_ACTIVITY_. Up to and including the line that contains "Quantity: the atomisation", reproduce every line exactly, beginning with the first line below.

_INFORMATION_.
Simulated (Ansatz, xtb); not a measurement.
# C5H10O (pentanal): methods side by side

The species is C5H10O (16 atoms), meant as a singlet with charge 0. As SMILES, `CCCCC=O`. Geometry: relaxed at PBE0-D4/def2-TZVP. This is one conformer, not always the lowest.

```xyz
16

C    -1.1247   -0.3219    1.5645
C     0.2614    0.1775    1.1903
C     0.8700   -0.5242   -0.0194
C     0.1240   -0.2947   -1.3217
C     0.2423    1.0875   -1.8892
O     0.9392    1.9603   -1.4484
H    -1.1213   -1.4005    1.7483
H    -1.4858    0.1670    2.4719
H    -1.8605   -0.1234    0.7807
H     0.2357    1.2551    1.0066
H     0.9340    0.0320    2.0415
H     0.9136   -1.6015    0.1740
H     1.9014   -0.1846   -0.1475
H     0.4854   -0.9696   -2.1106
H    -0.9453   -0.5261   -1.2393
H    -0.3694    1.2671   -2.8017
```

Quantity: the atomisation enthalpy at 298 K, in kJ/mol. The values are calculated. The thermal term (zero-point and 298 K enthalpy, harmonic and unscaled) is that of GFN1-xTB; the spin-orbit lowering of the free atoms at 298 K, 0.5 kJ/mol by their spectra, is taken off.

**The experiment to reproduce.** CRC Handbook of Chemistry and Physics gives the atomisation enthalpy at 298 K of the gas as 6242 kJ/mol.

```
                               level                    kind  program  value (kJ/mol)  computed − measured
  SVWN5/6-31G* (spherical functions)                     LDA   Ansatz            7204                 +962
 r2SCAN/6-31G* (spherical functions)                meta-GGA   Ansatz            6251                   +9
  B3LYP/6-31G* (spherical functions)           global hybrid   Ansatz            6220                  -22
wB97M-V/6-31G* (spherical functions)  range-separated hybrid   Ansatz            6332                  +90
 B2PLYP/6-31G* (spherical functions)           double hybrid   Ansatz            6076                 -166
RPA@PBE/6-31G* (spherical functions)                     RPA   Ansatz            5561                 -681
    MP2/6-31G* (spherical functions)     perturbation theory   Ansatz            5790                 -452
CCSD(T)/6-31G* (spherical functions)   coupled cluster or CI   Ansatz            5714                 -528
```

_YOUR RESPONSE_.
Simulated (Ansatz, xtb); not a measurement.
# C5H10O (pentanal): methods side by side

The species is C5H10O (16 atoms), meant as a singlet with charge 0. As SMILES, `CCCCC=O`. Geometry: relaxed at PBE0-D4/def2-TZVP. This is one conformer, not always the lowest.

```xyz
16

C    -1.1247   -0.3219    1.5645
C     0.2614    0.1775    1.1903
C     0.8700   -0.5242   -0.0194
C     0.1240   -0.2947   -1.3217
C     0.2423    1.0875   -1.8892
O     0.9392    1.9603   -1.4484
H    -1.1213   -1.4005    1.7483
H    -1.4858    0.1670    2.4719
H    -1.8605   -0.1234    0.7807
H     0.2357    1.2551    1.0066
H     0.9340    0.0320    2.0415
H     0.9136   -1.6015    0.1740
H     1.9014   -0.1846   -0.1475
H     0.4854   -0.9696   -2.1106
H    -0.9453   -0.5261   -1.2393
H    -0.3694    1.2671   -2.8017
```

Quantity: the atomisation enthalpy at 298 K, in kJ/mol. The values are calculated. The thermal term (zero-point and 298 K enthalpy, harmonic and unscaled) is that of GFN1-xTB; the spin-orbit lowering of the free atoms at 298 K, 0.5 kJ/mol by their spectra, is taken off.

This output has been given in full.